Requirement:
Please print only the top portion of the entries below, ending with the line that contains "Method: PBE (plane waves, PAW; Ansatz).", exactly as written.

** Opening Exercise data block **

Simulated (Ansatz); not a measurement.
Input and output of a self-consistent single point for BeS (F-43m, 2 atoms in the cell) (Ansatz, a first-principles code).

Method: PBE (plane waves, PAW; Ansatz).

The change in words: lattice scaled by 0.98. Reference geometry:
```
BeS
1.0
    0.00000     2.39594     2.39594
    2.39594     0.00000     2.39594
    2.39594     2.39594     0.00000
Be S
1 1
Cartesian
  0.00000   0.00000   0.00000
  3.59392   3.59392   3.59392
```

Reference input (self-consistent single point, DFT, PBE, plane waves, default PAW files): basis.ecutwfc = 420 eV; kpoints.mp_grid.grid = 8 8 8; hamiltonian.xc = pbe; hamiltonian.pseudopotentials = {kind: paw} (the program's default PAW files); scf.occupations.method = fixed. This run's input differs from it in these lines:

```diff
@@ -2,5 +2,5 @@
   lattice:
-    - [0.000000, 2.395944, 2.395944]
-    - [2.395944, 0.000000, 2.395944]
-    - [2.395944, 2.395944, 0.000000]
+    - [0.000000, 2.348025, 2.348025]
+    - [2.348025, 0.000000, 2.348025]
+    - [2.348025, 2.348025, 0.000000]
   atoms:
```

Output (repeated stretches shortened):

** Closing Exercise data block **

Exercise answer:
Simulated (Ansatz); not a measurement.
Input and output of a self-consistent single point for BeS (F-43m, 2 atoms in the cell) (Ansatz, a first-principles code).

Method: PBE (plane waves, PAW; Ansatz).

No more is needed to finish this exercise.